## Work instruction
Each line from the first down to the one containing "It has no gap" should be returned exactly as it appears below.

## Provided records
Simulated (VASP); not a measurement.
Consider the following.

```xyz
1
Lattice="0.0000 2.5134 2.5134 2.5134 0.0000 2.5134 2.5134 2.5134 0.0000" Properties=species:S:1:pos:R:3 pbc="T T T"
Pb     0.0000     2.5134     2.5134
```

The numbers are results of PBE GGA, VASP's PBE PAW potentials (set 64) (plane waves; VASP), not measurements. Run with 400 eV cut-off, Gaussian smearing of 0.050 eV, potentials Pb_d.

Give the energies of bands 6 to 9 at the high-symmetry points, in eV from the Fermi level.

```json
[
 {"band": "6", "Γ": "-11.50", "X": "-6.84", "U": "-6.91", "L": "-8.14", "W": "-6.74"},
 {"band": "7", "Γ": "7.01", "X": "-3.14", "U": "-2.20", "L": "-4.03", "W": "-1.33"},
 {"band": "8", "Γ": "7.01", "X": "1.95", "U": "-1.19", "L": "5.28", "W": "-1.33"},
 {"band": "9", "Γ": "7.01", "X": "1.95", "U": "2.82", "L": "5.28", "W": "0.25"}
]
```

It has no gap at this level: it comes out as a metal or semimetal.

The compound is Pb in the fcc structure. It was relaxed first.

## Written solution
Simulated (VASP); not a measurement.
Consider the following.

```xyz
1
Lattice="0.0000 2.5134 2.5134 2.5134 0.0000 2.5134 2.5134 2.5134 0.0000" Properties=species:S:1:pos:R:3 pbc="T T T"
Pb     0.0000     2.5134     2.5134
```

The numbers are results of PBE GGA, VASP's PBE PAW potentials (set 64) (plane waves; VASP), not measurements. Run with 400 eV cut-off, Gaussian smearing of 0.050 eV, potentials Pb_d.

Give the energies of bands 6 to 9 at the high-symmetry points, in eV from the Fermi level.

```json
[
 {"band": "6", "Γ": "-11.50", "X": "-6.84", "U": "-6.91", "L": "-8.14", "W": "-6.74"},
 {"band": "7", "Γ": "7.01", "X": "-3.14", "U": "-2.20", "L": "-4.03", "W": "-1.33"},
 {"band": "8", "Γ": "7.01", "X": "1.95", "U": "-1.19", "L": "5.28", "W": "-1.33"},
 {"band": "9", "Γ": "7.01", "X": "1.95", "U": "2.82", "L": "5.28", "W": "0.25"}
]
```

It has no gap at this level: it comes out as a metal or semimetal.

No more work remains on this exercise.